Entries provided
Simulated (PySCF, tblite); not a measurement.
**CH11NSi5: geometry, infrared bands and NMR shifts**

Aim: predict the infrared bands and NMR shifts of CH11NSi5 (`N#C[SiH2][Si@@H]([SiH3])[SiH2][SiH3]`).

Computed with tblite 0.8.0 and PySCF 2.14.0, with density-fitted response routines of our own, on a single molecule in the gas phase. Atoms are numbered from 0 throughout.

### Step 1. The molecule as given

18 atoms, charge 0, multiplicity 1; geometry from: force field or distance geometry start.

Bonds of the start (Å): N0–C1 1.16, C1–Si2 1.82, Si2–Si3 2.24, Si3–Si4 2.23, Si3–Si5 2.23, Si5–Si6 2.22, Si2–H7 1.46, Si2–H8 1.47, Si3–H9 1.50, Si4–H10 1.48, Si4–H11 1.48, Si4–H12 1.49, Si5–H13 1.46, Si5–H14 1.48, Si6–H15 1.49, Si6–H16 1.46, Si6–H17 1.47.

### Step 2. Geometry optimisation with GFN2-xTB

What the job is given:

Exercise
Working from the material above, restate word for word the lines between the line with "and NMR shifts**" and the line with "18 atoms, charge", both included, and only those.

Written answer
**CH11NSi5: geometry, infrared bands and NMR shifts**

Aim: predict the infrared bands and NMR shifts of CH11NSi5 (`N#C[SiH2][Si@@H]([SiH3])[SiH2][SiH3]`).

Computed with tblite 0.8.0 and PySCF 2.14.0, with density-fitted response routines of our own, on a single molecule in the gas phase. Atoms are numbered from 0 throughout.

### Step 1. The molecule as given

18 atoms, charge 0, multiplicity 1; geometry from: force field or distance geometry start.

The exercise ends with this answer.